TASK ITEM:
Take the data from its first line. Print each line exactly until the line containing "joined by lines.*" has been printed too.

DATA UNDER STUDY:
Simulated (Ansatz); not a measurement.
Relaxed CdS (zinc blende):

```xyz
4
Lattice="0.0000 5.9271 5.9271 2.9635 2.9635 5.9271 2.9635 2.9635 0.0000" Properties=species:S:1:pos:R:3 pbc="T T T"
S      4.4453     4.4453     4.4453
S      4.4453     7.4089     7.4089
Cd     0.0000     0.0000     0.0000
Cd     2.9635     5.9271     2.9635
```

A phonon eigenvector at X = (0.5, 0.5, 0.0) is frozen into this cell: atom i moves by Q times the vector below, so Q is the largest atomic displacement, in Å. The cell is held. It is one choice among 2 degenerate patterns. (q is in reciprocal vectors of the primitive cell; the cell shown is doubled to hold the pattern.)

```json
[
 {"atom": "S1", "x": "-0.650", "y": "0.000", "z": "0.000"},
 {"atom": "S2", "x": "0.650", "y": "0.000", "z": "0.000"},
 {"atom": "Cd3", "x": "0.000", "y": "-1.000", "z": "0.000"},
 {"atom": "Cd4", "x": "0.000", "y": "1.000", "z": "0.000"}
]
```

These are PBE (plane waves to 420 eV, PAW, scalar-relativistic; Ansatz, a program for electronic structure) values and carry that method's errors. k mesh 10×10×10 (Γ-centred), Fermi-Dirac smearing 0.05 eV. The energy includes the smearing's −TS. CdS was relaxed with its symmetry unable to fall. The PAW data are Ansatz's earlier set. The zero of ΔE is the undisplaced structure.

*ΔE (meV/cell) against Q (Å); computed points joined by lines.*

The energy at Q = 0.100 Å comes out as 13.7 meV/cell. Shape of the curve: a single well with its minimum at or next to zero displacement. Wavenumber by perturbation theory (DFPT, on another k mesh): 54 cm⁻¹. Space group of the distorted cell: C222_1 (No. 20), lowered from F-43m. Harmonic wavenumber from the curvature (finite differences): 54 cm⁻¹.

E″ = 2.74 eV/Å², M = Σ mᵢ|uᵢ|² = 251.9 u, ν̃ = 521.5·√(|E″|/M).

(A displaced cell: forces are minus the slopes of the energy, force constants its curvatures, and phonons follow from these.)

ANSWER BOX:
Simulated (Ansatz); not a measurement.
Relaxed CdS (zinc blende):

```xyz
4
Lattice="0.0000 5.9271 5.9271 2.9635 2.9635 5.9271 2.9635 2.9635 0.0000" Properties=species:S:1:pos:R:3 pbc="T T T"
S      4.4453     4.4453     4.4453
S      4.4453     7.4089     7.4089
Cd     0.0000     0.0000     0.0000
Cd     2.9635     5.9271     2.9635
```

A phonon eigenvector at X = (0.5, 0.5, 0.0) is frozen into this cell: atom i moves by Q times the vector below, so Q is the largest atomic displacement, in Å. The cell is held. It is one choice among 2 degenerate patterns. (q is in reciprocal vectors of the primitive cell; the cell shown is doubled to hold the pattern.)

```json
[
 {"atom": "S1", "x": "-0.650", "y": "0.000", "z": "0.000"},
 {"atom": "S2", "x": "0.650", "y": "0.000", "z": "0.000"},
 {"atom": "Cd3", "x": "0.000", "y": "-1.000", "z": "0.000"},
 {"atom": "Cd4", "x": "0.000", "y": "1.000", "z": "0.000"}
]
```

These are PBE (plane waves to 420 eV, PAW, scalar-relativistic; Ansatz, a program for electronic structure) values and carry that method's errors. k mesh 10×10×10 (Γ-centred), Fermi-Dirac smearing 0.05 eV. The energy includes the smearing's −TS. CdS was relaxed with its symmetry unable to fall. The PAW data are Ansatz's earlier set. The zero of ΔE is the undisplaced structure.

*ΔE (meV/cell) against Q (Å); computed points joined by lines.*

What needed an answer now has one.